RECORDS SUPPLIED →
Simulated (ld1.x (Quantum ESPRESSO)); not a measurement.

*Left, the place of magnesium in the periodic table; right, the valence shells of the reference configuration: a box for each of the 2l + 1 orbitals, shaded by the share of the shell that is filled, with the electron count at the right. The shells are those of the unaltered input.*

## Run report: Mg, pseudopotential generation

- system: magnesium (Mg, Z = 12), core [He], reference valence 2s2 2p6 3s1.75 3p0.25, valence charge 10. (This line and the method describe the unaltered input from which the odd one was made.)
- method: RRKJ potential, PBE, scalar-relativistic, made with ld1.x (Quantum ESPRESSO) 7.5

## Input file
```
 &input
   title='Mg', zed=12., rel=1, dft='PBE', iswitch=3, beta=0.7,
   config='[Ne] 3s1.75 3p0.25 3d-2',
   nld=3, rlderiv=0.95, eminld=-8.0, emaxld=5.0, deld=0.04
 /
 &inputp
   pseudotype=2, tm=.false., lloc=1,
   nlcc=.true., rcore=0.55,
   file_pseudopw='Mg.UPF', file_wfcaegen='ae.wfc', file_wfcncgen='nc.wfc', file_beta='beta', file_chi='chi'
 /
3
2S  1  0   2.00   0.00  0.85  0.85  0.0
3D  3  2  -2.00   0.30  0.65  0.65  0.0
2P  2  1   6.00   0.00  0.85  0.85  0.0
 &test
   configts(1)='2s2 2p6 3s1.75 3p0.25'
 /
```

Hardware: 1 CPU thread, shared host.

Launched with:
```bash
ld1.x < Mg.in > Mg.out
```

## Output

ASSIGNMENT → Reproduce the material above. Do not change a word.

RESPONSE BOX →
Simulated (ld1.x (Quantum ESPRESSO)); not a measurement.

*Left, the place of magnesium in the periodic table; right, the valence shells of the reference configuration: a box for each of the 2l + 1 orbitals, shaded by the share of the shell that is filled, with the electron count at the right. The shells are those of the unaltered input.*

## Run report: Mg, pseudopotential generation

- system: magnesium (Mg, Z = 12), core [He], reference valence 2s2 2p6 3s1.75 3p0.25, valence charge 10. (This line and the method describe the unaltered input from which the odd one was made.)
- method: RRKJ potential, PBE, scalar-relativistic, made with ld1.x (Quantum ESPRESSO) 7.5

## Input file
```
 &input
   title='Mg', zed=12., rel=1, dft='PBE', iswitch=3, beta=0.7,
   config='[Ne] 3s1.75 3p0.25 3d-2',
   nld=3, rlderiv=0.95, eminld=-8.0, emaxld=5.0, deld=0.04
 /
 &inputp
   pseudotype=2, tm=.false., lloc=1,
   nlcc=.true., rcore=0.55,
   file_pseudopw='Mg.UPF', file_wfcaegen='ae.wfc', file_wfcncgen='nc.wfc', file_beta='beta', file_chi='chi'
 /
3
2S  1  0   2.00   0.00  0.85  0.85  0.0
3D  3  2  -2.00   0.30  0.65  0.65  0.0
2P  2  1   6.00   0.00  0.85  0.85  0.0
 &test
   configts(1)='2s2 2p6 3s1.75 3p0.25'
 /
```

Hardware: 1 CPU thread, shared host.

Launched with:
```bash
ld1.x < Mg.in > Mg.out
```

## Output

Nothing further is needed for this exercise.